» **Work request**
The entries that follow should be duplicated in full, without a single alteration.

» **Data supplied**
Segment Open

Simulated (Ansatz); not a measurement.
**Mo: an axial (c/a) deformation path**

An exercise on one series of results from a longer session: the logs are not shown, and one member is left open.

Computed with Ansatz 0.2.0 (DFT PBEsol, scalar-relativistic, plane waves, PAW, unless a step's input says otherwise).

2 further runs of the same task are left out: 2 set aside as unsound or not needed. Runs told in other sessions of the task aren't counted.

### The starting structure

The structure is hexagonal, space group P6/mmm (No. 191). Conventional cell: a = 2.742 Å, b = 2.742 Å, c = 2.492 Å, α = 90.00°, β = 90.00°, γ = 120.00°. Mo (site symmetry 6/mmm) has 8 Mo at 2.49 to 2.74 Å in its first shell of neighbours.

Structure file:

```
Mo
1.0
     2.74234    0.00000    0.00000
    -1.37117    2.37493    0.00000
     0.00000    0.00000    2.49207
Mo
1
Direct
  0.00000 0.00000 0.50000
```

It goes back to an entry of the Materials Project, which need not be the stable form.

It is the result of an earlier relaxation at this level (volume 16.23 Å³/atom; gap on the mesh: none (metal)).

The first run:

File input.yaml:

Segment Closed

» **Expected answer**
Simulated (Ansatz); not a measurement.
**Mo: an axial (c/a) deformation path**

An exercise on one series of results from a longer session: the logs are not shown, and one member is left open.

Computed with Ansatz 0.2.0 (DFT PBEsol, scalar-relativistic, plane waves, PAW, unless a step's input says otherwise).

2 further runs of the same task are left out: 2 set aside as unsound or not needed. Runs told in other sessions of the task aren't counted.

### The starting structure

The structure is hexagonal, space group P6/mmm (No. 191). Conventional cell: a = 2.742 Å, b = 2.742 Å, c = 2.492 Å, α = 90.00°, β = 90.00°, γ = 120.00°. Mo (site symmetry 6/mmm) has 8 Mo at 2.49 to 2.74 Å in its first shell of neighbours.

Structure file:

```
Mo
1.0
     2.74234    0.00000    0.00000
    -1.37117    2.37493    0.00000
     0.00000    0.00000    2.49207
Mo
1
Direct
  0.00000 0.00000 0.50000
```

It goes back to an entry of the Materials Project, which need not be the stable form.

It is the result of an earlier relaxation at this level (volume 16.23 Å³/atom; gap on the mesh: none (metal)).

The first run:

File input.yaml:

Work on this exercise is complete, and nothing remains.